§ Brief:
Set down exactly, from the records below, the line with "Answer: A first-order" through the line with "Question: How many vibrational", and nothing else.

§ Raw data:
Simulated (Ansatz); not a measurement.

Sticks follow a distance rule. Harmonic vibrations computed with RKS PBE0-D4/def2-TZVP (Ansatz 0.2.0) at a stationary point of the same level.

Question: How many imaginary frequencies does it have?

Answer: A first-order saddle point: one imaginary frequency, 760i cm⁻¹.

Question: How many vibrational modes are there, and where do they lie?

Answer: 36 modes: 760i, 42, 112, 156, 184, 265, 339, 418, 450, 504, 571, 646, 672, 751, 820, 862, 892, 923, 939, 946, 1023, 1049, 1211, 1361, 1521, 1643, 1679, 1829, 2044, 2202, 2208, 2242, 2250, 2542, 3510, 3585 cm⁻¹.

§ Task answer:
Answer: A first-order saddle point: one imaginary frequency, 760i cm⁻¹.

Question: How many vibrational modes are there, and where do they lie?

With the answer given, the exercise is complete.